Since each line must match the original, copy out the records with no differences at all.

▶ _DATA EXTRACT_:
------------------------------------------------------------------------
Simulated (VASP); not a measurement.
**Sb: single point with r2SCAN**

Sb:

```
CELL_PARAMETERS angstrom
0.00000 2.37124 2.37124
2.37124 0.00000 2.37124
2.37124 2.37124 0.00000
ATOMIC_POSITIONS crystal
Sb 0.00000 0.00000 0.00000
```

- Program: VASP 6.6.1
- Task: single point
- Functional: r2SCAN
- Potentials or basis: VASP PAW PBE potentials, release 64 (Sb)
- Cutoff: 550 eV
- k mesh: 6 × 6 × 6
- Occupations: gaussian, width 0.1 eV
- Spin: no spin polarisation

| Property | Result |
------------------------------------------------------------------------

▶ _EXERCISE ANSWER_:
Simulated (VASP); not a measurement.
**Sb: single point with r2SCAN**

Sb:

```
CELL_PARAMETERS angstrom
0.00000 2.37124 2.37124
2.37124 0.00000 2.37124
2.37124 2.37124 0.00000
ATOMIC_POSITIONS crystal
Sb 0.00000 0.00000 0.00000
```

- Program: VASP 6.6.1
- Task: single point
- Functional: r2SCAN
- Potentials or basis: VASP PAW PBE potentials, release 64 (Sb)
- Cutoff: 550 eV
- k mesh: 6 × 6 × 6
- Occupations: gaussian, width 0.1 eV
- Spin: no spin polarisation

| Property | Result |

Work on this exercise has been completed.